# [INFORMATION PROVIDED]
________________
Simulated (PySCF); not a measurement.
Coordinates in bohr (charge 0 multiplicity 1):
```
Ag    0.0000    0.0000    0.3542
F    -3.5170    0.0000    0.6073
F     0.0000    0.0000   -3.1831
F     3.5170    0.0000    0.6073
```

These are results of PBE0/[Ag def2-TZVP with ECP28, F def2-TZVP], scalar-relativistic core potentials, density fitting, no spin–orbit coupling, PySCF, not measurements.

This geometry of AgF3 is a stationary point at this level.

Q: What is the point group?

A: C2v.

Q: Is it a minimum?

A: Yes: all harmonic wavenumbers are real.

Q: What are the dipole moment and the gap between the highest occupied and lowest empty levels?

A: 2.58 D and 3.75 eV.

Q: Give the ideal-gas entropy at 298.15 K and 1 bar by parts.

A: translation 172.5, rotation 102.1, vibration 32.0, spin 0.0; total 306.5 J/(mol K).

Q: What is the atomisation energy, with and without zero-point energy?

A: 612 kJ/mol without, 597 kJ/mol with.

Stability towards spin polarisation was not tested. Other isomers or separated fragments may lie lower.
________________

# [WORK ITEM]
Word for word, set down the lines from the beginning of the records through the line that holds "A: 2.58 D and 3.75 eV.". Leave out the rest.

# [WORKED SOLUTION]
Simulated (PySCF); not a measurement.
Coordinates in bohr (charge 0 multiplicity 1):
```
Ag    0.0000    0.0000    0.3542
F    -3.5170    0.0000    0.6073
F     0.0000    0.0000   -3.1831
F     3.5170    0.0000    0.6073
```

These are results of PBE0/[Ag def2-TZVP with ECP28, F def2-TZVP], scalar-relativistic core potentials, density fitting, no spin–orbit coupling, PySCF, not measurements.

This geometry of AgF3 is a stationary point at this level.

Q: What is the point group?

A: C2v.

Q: Is it a minimum?

A: Yes: all harmonic wavenumbers are real.

Q: What are the dipole moment and the gap between the highest occupied and lowest empty levels?

A: 2.58 D and 3.75 eV.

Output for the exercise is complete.